- - - - -

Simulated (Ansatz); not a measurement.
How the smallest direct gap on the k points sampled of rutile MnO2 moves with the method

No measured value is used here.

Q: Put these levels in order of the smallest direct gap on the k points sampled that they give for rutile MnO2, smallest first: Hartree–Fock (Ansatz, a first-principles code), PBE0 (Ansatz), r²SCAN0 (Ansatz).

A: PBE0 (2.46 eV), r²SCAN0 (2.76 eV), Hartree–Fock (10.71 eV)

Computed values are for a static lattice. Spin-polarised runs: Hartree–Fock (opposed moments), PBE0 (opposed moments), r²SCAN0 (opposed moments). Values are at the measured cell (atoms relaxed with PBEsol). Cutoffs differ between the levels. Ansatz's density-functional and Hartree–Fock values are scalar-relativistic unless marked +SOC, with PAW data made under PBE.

- - - - -

ACTIVITY: Begin at the top of the records above and quote each line exactly, ending with the line that contains "A: PBE0 (2.46".

TASK ANSWER:
Simulated (Ansatz); not a measurement.
How the smallest direct gap on the k points sampled of rutile MnO2 moves with the method

No measured value is used here.

Q: Put these levels in order of the smallest direct gap on the k points sampled that they give for rutile MnO2, smallest first: Hartree–Fock (Ansatz, a first-principles code), PBE0 (Ansatz), r²SCAN0 (Ansatz).

A: PBE0 (2.46 eV), r²SCAN0 (2.76 eV), Hartree–Fock (10.71 eV)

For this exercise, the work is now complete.